*WORK ORDER*
Produce an exact copy of the first line of the data below and each line after it, please, up to and including the one with "- run in PySCF".

---------- DATASET EXCERPTS ----------
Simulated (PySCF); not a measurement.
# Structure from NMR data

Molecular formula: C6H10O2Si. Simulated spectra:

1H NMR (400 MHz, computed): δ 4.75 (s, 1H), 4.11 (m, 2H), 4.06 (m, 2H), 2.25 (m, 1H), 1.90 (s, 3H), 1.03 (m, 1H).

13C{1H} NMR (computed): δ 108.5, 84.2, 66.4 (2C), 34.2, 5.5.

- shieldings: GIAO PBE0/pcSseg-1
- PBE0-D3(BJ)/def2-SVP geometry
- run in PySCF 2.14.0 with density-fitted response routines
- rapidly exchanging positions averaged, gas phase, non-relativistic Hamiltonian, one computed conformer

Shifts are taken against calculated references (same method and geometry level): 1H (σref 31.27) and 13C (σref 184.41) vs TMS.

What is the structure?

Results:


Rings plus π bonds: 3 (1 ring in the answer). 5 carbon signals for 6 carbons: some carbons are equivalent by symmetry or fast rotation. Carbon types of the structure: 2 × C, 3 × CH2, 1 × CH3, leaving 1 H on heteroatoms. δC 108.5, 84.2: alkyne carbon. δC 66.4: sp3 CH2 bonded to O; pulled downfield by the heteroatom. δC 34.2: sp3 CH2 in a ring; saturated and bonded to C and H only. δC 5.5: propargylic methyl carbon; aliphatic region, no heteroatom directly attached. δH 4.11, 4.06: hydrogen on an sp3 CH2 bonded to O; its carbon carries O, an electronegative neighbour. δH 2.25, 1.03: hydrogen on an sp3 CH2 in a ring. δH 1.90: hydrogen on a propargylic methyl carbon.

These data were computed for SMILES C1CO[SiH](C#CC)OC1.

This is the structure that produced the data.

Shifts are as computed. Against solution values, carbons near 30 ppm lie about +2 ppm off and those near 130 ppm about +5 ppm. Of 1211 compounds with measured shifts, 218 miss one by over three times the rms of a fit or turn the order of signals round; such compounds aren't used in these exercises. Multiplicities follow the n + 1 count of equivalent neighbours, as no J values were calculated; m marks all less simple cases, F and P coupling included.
----------

*EXERCISE SOLUTION*
Simulated (PySCF); not a measurement.
# Structure from NMR data

Molecular formula: C6H10O2Si. Simulated spectra:

1H NMR (400 MHz, computed): δ 4.75 (s, 1H), 4.11 (m, 2H), 4.06 (m, 2H), 2.25 (m, 1H), 1.90 (s, 3H), 1.03 (m, 1H).

13C{1H} NMR (computed): δ 108.5, 84.2, 66.4 (2C), 34.2, 5.5.

- shieldings: GIAO PBE0/pcSseg-1
- PBE0-D3(BJ)/def2-SVP geometry
- run in PySCF 2.14.0 with density-fitted response routines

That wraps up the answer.